Action item> Starting at the top of the listing below, copy each line exactly, stopping after the line that contains "Which structure is the most stable?".

Supplied records>
- - - -
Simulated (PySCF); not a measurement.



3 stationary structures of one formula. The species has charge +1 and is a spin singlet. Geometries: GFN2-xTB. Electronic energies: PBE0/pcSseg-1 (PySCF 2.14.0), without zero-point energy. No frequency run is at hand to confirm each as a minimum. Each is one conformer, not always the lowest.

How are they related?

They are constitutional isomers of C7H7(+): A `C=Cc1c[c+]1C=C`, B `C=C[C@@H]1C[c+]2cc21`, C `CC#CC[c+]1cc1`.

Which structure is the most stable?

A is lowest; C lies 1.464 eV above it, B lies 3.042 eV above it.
- - - -

Exercise answer>
Simulated (PySCF); not a measurement.



3 stationary structures of one formula. The species has charge +1 and is a spin singlet. Geometries: GFN2-xTB. Electronic energies: PBE0/pcSseg-1 (PySCF 2.14.0), without zero-point energy. No frequency run is at hand to confirm each as a minimum. Each is one conformer, not always the lowest.

How are they related?

They are constitutional isomers of C7H7(+): A `C=Cc1c[c+]1C=C`, B `C=C[C@@H]1C[c+]2cc21`, C `CC#CC[c+]1cc1`.

Which structure is the most stable?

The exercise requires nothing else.